Brief: From the first line of the data below through the line holding "The ELF also", write out each line exactly as it stands.

Data section:
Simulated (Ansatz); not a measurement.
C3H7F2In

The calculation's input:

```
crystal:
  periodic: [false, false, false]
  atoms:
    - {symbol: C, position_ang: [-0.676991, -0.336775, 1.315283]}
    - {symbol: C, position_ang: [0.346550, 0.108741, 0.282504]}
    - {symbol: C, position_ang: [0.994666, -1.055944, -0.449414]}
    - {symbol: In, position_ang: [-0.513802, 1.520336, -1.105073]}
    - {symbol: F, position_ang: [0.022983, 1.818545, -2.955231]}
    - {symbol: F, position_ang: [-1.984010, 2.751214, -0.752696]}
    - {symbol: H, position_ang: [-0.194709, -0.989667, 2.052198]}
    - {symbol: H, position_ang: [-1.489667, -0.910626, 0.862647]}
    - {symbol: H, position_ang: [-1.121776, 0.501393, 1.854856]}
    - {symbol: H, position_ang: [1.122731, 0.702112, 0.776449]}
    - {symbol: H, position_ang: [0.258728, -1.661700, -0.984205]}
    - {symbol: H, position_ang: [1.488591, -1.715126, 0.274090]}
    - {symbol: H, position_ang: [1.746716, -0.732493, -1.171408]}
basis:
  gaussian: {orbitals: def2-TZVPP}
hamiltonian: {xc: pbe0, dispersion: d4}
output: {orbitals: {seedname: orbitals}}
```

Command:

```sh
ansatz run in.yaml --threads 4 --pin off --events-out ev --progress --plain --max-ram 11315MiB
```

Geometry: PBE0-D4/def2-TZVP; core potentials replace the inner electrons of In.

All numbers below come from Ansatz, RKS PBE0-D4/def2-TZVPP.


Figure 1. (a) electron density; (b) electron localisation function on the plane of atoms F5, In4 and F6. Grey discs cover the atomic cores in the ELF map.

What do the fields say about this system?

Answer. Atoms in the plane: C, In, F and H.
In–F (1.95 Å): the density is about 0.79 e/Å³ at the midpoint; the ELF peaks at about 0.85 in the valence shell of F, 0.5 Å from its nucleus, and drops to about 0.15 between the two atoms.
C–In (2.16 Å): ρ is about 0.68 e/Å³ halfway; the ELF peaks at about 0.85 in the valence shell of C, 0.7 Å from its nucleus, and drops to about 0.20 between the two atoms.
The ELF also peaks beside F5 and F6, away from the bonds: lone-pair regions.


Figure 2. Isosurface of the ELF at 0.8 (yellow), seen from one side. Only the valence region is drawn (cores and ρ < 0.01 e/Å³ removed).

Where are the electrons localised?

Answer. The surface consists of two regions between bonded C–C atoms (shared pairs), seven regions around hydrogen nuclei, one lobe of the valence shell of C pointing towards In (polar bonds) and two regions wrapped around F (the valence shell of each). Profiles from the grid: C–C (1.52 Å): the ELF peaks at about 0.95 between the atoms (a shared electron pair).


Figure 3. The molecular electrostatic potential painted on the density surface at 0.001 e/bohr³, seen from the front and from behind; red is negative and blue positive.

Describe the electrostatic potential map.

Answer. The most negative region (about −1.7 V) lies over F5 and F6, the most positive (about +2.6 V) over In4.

Problem solution:
Simulated (Ansatz); not a measurement.
C3H7F2In

The calculation's input:

```
crystal:
  periodic: [false, false, false]
  atoms:
    - {symbol: C, position_ang: [-0.676991, -0.336775, 1.315283]}
    - {symbol: C, position_ang: [0.346550, 0.108741, 0.282504]}
    - {symbol: C, position_ang: [0.994666, -1.055944, -0.449414]}
    - {symbol: In, position_ang: [-0.513802, 1.520336, -1.105073]}
    - {symbol: F, position_ang: [0.022983, 1.818545, -2.955231]}
    - {symbol: F, position_ang: [-1.984010, 2.751214, -0.752696]}
    - {symbol: H, position_ang: [-0.194709, -0.989667, 2.052198]}
    - {symbol: H, position_ang: [-1.489667, -0.910626, 0.862647]}
    - {symbol: H, position_ang: [-1.121776, 0.501393, 1.854856]}
    - {symbol: H, position_ang: [1.122731, 0.702112, 0.776449]}
    - {symbol: H, position_ang: [0.258728, -1.661700, -0.984205]}
    - {symbol: H, position_ang: [1.488591, -1.715126, 0.274090]}
    - {symbol: H, position_ang: [1.746716, -0.732493, -1.171408]}
basis:
  gaussian: {orbitals: def2-TZVPP}
hamiltonian: {xc: pbe0, dispersion: d4}
output: {orbitals: {seedname: orbitals}}
```

Command:

```sh
ansatz run in.yaml --threads 4 --pin off --events-out ev --progress --plain --max-ram 11315MiB
```

Geometry: PBE0-D4/def2-TZVP; core potentials replace the inner electrons of In.

All numbers below come from Ansatz, RKS PBE0-D4/def2-TZVPP.


Figure 1. (a) electron density; (b) electron localisation function on the plane of atoms F5, In4 and F6. Grey discs cover the atomic cores in the ELF map.

What do the fields say about this system?

Answer. Atoms in the plane: C, In, F and H.
In–F (1.95 Å): the density is about 0.79 e/Å³ at the midpoint; the ELF peaks at about 0.85 in the valence shell of F, 0.5 Å from its nucleus, and drops to about 0.15 between the two atoms.
C–In (2.16 Å): ρ is about 0.68 e/Å³ halfway; the ELF peaks at about 0.85 in the valence shell of C, 0.7 Å from its nucleus, and drops to about 0.20 between the two atoms.
The ELF also peaks beside F5 and F6, away from the bonds: lone-pair regions.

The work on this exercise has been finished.